*** Block opens ***

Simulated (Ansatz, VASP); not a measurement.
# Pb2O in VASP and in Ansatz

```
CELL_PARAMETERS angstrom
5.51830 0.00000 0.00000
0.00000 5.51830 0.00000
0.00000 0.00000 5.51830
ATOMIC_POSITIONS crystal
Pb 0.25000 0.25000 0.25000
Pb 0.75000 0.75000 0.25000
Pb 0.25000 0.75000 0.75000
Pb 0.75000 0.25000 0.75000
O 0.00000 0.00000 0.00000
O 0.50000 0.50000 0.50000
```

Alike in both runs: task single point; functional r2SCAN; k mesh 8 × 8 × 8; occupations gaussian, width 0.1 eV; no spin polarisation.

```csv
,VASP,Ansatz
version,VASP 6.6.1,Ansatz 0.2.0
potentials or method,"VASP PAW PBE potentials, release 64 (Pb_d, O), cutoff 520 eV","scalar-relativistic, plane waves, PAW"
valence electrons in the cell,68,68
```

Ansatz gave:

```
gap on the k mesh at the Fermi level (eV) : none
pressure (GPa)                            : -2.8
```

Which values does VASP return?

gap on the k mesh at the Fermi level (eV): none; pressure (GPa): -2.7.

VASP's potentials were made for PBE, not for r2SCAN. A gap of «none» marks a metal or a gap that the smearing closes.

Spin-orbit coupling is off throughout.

*** Block closes ***

The records above should be printed exactly, please, from the first line through the line containing "VASP's potentials were", with both ends kept and nothing past it.

Simulated (Ansatz, VASP); not a measurement.
# Pb2O in VASP and in Ansatz

```
CELL_PARAMETERS angstrom
5.51830 0.00000 0.00000
0.00000 5.51830 0.00000
0.00000 0.00000 5.51830
ATOMIC_POSITIONS crystal
Pb 0.25000 0.25000 0.25000
Pb 0.75000 0.75000 0.25000
Pb 0.25000 0.75000 0.75000
Pb 0.75000 0.25000 0.75000
O 0.00000 0.00000 0.00000
O 0.50000 0.50000 0.50000
```

Alike in both runs: task single point; functional r2SCAN; k mesh 8 × 8 × 8; occupations gaussian, width 0.1 eV; no spin polarisation.

```csv
,VASP,Ansatz
version,VASP 6.6.1,Ansatz 0.2.0
potentials or method,"VASP PAW PBE potentials, release 64 (Pb_d, O), cutoff 520 eV","scalar-relativistic, plane waves, PAW"
valence electrons in the cell,68,68
```

Ansatz gave:

```
gap on the k mesh at the Fermi level (eV) : none
pressure (GPa)                            : -2.8
```

Which values does VASP return?

gap on the k mesh at the Fermi level (eV): none; pressure (GPa): -2.7.

VASP's potentials were made for PBE, not for r2SCAN. A gap of «none» marks a metal or a gap that the smearing closes.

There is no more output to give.